►

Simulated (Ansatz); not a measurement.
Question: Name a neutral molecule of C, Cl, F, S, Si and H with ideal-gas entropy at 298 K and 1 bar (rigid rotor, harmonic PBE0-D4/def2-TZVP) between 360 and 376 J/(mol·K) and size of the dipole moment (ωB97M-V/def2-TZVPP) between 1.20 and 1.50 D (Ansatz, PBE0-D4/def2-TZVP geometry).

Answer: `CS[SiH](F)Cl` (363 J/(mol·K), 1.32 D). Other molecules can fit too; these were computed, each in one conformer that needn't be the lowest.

◄

▶ WORK INSTRUCTION:
Please reproduce every line shown above, exactly as written.

▶ REPLY:
Simulated (Ansatz); not a measurement.
Question: Name a neutral molecule of C, Cl, F, S, Si and H with ideal-gas entropy at 298 K and 1 bar (rigid rotor, harmonic PBE0-D4/def2-TZVP) between 360 and 376 J/(mol·K) and size of the dipole moment (ωB97M-V/def2-TZVPP) between 1.20 and 1.50 D (Ansatz, PBE0-D4/def2-TZVP geometry).

Answer: `CS[SiH](F)Cl` (363 J/(mol·K), 1.32 D). Other molecules can fit too; these were computed, each in one conformer that needn't be the lowest.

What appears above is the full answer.